Each of the lines below must be restated exactly.

──────────

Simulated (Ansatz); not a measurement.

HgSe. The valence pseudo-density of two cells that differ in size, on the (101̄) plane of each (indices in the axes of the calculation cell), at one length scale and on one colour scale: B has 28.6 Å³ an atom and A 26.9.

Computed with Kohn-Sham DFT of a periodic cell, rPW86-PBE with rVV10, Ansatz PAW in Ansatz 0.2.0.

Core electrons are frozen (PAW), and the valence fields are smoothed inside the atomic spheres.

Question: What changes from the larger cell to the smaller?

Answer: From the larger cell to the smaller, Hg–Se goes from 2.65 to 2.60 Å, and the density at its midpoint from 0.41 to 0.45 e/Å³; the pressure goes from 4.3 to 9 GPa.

──────────

## Answer section
Simulated (Ansatz); not a measurement.

HgSe. The valence pseudo-density of two cells that differ in size, on the (101̄) plane of each (indices in the axes of the calculation cell), at one length scale and on one colour scale: B has 28.6 Å³ an atom and A 26.9.

Computed with Kohn-Sham DFT of a periodic cell, rPW86-PBE with rVV10, Ansatz PAW in Ansatz 0.2.0.

Core electrons are frozen (PAW), and the valence fields are smoothed inside the atomic spheres.

Question: What changes from the larger cell to the smaller?

Answer: From the larger cell to the smaller, Hg–Se goes from 2.65 to 2.60 Å, and the density at its midpoint from 0.41 to 0.45 e/Å³; the pressure goes from 4.3 to 9 GPa.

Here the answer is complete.